__BRIEF__: Copy out the data so that nothing differs from the original.

__DATA FOR REVIEW__:
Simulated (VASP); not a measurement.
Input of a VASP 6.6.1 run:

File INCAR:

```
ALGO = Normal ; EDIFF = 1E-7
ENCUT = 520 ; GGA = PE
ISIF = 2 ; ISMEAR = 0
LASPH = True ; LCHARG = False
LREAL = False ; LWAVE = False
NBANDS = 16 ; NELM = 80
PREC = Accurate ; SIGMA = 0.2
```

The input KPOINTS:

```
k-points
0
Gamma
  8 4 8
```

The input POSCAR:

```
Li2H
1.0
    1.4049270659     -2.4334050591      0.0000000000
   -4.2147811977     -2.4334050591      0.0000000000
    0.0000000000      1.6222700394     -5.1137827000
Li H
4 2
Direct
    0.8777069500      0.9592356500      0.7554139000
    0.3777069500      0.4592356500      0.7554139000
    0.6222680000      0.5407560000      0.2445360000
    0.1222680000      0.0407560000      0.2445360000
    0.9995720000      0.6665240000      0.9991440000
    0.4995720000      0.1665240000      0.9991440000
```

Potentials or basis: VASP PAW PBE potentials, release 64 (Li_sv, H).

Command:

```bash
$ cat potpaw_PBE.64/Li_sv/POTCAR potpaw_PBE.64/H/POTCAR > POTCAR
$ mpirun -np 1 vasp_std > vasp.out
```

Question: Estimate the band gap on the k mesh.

__EXPECTED ANSWER__:
Simulated (VASP); not a measurement.
Input of a VASP 6.6.1 run:

File INCAR:

```
ALGO = Normal ; EDIFF = 1E-7
ENCUT = 520 ; GGA = PE
ISIF = 2 ; ISMEAR = 0
LASPH = True ; LCHARG = False
LREAL = False ; LWAVE = False
NBANDS = 16 ; NELM = 80
PREC = Accurate ; SIGMA = 0.2
```

The input KPOINTS:

```
k-points
0
Gamma
  8 4 8
```

The input POSCAR:

```
Li2H
1.0
    1.4049270659     -2.4334050591      0.0000000000
   -4.2147811977     -2.4334050591      0.0000000000
    0.0000000000      1.6222700394     -5.1137827000
Li H
4 2
Direct
    0.8777069500      0.9592356500      0.7554139000
    0.3777069500      0.4592356500      0.7554139000
    0.6222680000      0.5407560000      0.2445360000
    0.1222680000      0.0407560000      0.2445360000
    0.9995720000      0.6665240000      0.9991440000
    0.4995720000      0.1665240000      0.9991440000
```

Potentials or basis: VASP PAW PBE potentials, release 64 (Li_sv, H).

Command:

```bash
$ cat potpaw_PBE.64/Li_sv/POTCAR potpaw_PBE.64/H/POTCAR > POTCAR
$ mpirun -np 1 vasp_std > vasp.out
```

Question: Estimate the band gap on the k mesh.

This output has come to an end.